| Work task |
Produce as output only the lines below starting at the line with "Q: Estimate the missing entries." and continuing through the line with "A k mesh can", each one exactly as written.

| Given records |
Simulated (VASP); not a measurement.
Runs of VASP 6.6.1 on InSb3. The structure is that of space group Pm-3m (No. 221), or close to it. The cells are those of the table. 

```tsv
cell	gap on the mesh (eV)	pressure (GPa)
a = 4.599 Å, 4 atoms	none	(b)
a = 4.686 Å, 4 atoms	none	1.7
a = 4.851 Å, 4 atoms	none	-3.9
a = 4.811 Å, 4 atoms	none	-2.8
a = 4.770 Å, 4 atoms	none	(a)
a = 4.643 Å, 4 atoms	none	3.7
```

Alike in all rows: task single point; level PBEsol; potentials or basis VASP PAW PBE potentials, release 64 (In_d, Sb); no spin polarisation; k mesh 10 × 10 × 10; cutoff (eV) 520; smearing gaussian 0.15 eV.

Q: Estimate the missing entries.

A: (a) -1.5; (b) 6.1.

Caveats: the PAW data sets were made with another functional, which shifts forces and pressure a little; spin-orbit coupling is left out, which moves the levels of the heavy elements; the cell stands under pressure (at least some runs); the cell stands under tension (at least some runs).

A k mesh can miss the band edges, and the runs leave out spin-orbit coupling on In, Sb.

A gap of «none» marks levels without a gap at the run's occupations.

| Answer section |
Q: Estimate the missing entries.

A: (a) -1.5; (b) 6.1.

Caveats: the PAW data sets were made with another functional, which shifts forces and pressure a little; spin-orbit coupling is left out, which moves the levels of the heavy elements; the cell stands under pressure (at least some runs); the cell stands under tension (at least some runs).

A k mesh can miss the band edges, and the runs leave out spin-orbit coupling on In, Sb.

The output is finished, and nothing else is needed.